**ACTIVITY:**
Write each line again exactly as it is, from the opening line of the records below through the one containing "NBANDS = 46", and add nothing.

Start of Block

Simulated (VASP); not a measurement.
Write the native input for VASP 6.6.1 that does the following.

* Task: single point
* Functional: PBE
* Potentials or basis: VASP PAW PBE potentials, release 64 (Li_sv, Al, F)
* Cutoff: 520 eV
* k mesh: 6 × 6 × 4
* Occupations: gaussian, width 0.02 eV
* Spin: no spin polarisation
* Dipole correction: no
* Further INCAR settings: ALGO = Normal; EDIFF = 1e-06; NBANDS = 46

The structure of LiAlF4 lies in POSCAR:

End of Block

**EXERCISE RESPONSE:**
Simulated (VASP); not a measurement.
Write the native input for VASP 6.6.1 that does the following.

* Task: single point
* Functional: PBE
* Potentials or basis: VASP PAW PBE potentials, release 64 (Li_sv, Al, F)
* Cutoff: 520 eV
* k mesh: 6 × 6 × 4
* Occupations: gaussian, width 0.02 eV
* Spin: no spin polarisation
* Dipole correction: no
* Further INCAR settings: ALGO = Normal; EDIFF = 1e-06; NBANDS = 46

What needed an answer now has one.